## Work order
Provide an exact repetition of every entry, with no word altered.

## Recorded information

○ ○ ○ ○ ○ ○ ○

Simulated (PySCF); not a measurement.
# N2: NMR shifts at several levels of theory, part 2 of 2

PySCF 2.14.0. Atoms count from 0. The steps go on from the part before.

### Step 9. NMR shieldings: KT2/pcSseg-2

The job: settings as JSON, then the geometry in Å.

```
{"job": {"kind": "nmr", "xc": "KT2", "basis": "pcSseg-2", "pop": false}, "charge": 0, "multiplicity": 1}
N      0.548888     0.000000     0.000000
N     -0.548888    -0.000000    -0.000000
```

○ ○ ○ ○ ○ ○ ○

## Response
Simulated (PySCF); not a measurement.
# N2: NMR shifts at several levels of theory, part 2 of 2

PySCF 2.14.0. Atoms count from 0. The steps go on from the part before.

### Step 9. NMR shieldings: KT2/pcSseg-2

The job: settings as JSON, then the geometry in Å.

```
{"job": {"kind": "nmr", "xc": "KT2", "basis": "pcSseg-2", "pop": false}, "charge": 0, "multiplicity": 1}
N      0.548888     0.000000     0.000000
N     -0.548888    -0.000000    -0.000000
```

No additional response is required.